→ **ASSIGNMENT**
Return the full listing exactly as it is written.

· · ·

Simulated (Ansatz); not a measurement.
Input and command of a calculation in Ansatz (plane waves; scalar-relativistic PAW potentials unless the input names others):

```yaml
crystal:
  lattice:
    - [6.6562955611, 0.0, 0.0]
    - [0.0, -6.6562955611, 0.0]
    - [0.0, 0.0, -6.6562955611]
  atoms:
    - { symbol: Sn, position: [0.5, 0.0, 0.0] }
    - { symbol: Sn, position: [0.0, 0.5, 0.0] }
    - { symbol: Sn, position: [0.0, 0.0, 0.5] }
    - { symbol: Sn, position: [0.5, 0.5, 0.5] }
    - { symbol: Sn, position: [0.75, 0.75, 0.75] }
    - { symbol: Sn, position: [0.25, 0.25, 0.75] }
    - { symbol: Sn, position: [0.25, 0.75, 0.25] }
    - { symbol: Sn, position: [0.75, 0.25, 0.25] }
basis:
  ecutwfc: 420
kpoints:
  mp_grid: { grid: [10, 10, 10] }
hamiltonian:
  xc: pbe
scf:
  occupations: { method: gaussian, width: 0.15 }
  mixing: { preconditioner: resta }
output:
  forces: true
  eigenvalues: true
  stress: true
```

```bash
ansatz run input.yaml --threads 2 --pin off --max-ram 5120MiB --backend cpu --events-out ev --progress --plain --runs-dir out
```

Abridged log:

· · ·

→ **ANSWER SPACE**
Simulated (Ansatz); not a measurement.
Input and command of a calculation in Ansatz (plane waves; scalar-relativistic PAW potentials unless the input names others):

```yaml
crystal:
  lattice:
    - [6.6562955611, 0.0, 0.0]
    - [0.0, -6.6562955611, 0.0]
    - [0.0, 0.0, -6.6562955611]
  atoms:
    - { symbol: Sn, position: [0.5, 0.0, 0.0] }
    - { symbol: Sn, position: [0.0, 0.5, 0.0] }
    - { symbol: Sn, position: [0.0, 0.0, 0.5] }
    - { symbol: Sn, position: [0.5, 0.5, 0.5] }
    - { symbol: Sn, position: [0.75, 0.75, 0.75] }
    - { symbol: Sn, position: [0.25, 0.25, 0.75] }
    - { symbol: Sn, position: [0.25, 0.75, 0.25] }
    - { symbol: Sn, position: [0.75, 0.25, 0.25] }
basis:
  ecutwfc: 420
kpoints:
  mp_grid: { grid: [10, 10, 10] }
hamiltonian:
  xc: pbe
scf:
  occupations: { method: gaussian, width: 0.15 }
  mixing: { preconditioner: resta }
output:
  forces: true
  eigenvalues: true
  stress: true
```

```bash
ansatz run input.yaml --threads 2 --pin off --max-ram 5120MiB --backend cpu --events-out ev --progress --plain --runs-dir out
```

Abridged log:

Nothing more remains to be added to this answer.